_Assignment_
For the entries that follow, restate word for word the line containing "Problem. These are", the line containing "Which element is", and every line that lies between them.

_Exercise data_
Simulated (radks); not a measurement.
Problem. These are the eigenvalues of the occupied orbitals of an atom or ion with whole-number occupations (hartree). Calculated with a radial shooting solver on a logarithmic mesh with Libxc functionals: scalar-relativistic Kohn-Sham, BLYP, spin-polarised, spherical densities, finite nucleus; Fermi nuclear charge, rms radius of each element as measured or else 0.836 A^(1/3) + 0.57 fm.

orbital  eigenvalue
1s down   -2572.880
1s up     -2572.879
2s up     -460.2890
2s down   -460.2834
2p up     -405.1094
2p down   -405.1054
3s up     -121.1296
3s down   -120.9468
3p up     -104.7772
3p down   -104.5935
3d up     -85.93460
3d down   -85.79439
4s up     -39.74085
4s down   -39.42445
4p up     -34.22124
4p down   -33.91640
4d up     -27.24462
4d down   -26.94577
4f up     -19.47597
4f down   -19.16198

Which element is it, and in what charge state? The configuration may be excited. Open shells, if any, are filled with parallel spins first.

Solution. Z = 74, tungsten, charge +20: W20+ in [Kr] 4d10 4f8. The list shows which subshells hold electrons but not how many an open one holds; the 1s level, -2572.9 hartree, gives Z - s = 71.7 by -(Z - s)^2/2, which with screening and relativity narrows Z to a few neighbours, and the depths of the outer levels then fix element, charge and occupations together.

_Written answer_
Problem. These are the eigenvalues of the occupied orbitals of an atom or ion with whole-number occupations (hartree). Calculated with a radial shooting solver on a logarithmic mesh with Libxc functionals: scalar-relativistic Kohn-Sham, BLYP, spin-polarised, spherical densities, finite nucleus; Fermi nuclear charge, rms radius of each element as measured or else 0.836 A^(1/3) + 0.57 fm.

orbital  eigenvalue
1s down   -2572.880
1s up     -2572.879
2s up     -460.2890
2s down   -460.2834
2p up     -405.1094
2p down   -405.1054
3s up     -121.1296
3s down   -120.9468
3p up     -104.7772
3p down   -104.5935
3d up     -85.93460
3d down   -85.79439
4s up     -39.74085
4s down   -39.42445
4p up     -34.22124
4p down   -33.91640
4d up     -27.24462
4d down   -26.94577
4f up     -19.47597
4f down   -19.16198

Which element is it, and in what charge state? The configuration may be excited. Open shells, if any, are filled with parallel spins first.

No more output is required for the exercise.